Exercise in exact copying. Transcribe every entry that follows, word for word.

======== SUPPLIED DATA ========

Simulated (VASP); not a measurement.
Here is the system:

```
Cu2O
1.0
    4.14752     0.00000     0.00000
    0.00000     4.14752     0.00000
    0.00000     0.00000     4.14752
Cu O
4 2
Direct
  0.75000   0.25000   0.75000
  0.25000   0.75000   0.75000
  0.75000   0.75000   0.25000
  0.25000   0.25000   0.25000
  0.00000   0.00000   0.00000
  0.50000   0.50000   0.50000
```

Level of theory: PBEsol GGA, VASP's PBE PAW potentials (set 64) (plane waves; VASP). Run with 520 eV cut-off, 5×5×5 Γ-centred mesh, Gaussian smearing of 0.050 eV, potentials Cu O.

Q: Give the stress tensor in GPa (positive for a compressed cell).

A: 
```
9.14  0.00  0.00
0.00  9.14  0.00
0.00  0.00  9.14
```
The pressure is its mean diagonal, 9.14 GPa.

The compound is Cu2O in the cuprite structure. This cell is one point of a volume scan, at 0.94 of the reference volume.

========

• [YOUR SOLUTION]:
Simulated (VASP); not a measurement.
Here is the system:

```
Cu2O
1.0
    4.14752     0.00000     0.00000
    0.00000     4.14752     0.00000
    0.00000     0.00000     4.14752
Cu O
4 2
Direct
  0.75000   0.25000   0.75000
  0.25000   0.75000   0.75000
  0.75000   0.75000   0.25000
  0.25000   0.25000   0.25000
  0.00000   0.00000   0.00000
  0.50000   0.50000   0.50000
```

Level of theory: PBEsol GGA, VASP's PBE PAW potentials (set 64) (plane waves; VASP). Run with 520 eV cut-off, 5×5×5 Γ-centred mesh, Gaussian smearing of 0.050 eV, potentials Cu O.

Q: Give the stress tensor in GPa (positive for a compressed cell).

A: 
```
9.14  0.00  0.00
0.00  9.14  0.00
0.00  0.00  9.14
```
The pressure is its mean diagonal, 9.14 GPa.

The compound is Cu2O in the cuprite structure. This cell is one point of a volume scan, at 0.94 of the reference volume.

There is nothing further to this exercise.